DATA SUPPLIED =
══════════
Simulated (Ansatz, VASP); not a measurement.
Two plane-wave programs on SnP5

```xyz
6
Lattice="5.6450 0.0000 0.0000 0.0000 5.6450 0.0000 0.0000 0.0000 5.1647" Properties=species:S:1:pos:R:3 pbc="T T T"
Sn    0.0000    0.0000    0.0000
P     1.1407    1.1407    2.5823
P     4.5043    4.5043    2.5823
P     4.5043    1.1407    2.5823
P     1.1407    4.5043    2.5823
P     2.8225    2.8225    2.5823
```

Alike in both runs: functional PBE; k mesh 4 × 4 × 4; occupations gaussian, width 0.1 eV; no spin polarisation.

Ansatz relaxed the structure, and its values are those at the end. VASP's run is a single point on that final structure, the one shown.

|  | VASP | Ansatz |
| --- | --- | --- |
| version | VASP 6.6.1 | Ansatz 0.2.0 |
══════════

ACTIVITY =
In this exercise, reproduce the material word for word, in full.

REPLY =
Simulated (Ansatz, VASP); not a measurement.
Two plane-wave programs on SnP5

```xyz
6
Lattice="5.6450 0.0000 0.0000 0.0000 5.6450 0.0000 0.0000 0.0000 5.1647" Properties=species:S:1:pos:R:3 pbc="T T T"
Sn    0.0000    0.0000    0.0000
P     1.1407    1.1407    2.5823
P     4.5043    4.5043    2.5823
P     4.5043    1.1407    2.5823
P     1.1407    4.5043    2.5823
P     2.8225    2.8225    2.5823
```

Alike in both runs: functional PBE; k mesh 4 × 4 × 4; occupations gaussian, width 0.1 eV; no spin polarisation.

Ansatz relaxed the structure, and its values are those at the end. VASP's run is a single point on that final structure, the one shown.

|  | VASP | Ansatz |
| --- | --- | --- |
| version | VASP 6.6.1 | Ansatz 0.2.0 |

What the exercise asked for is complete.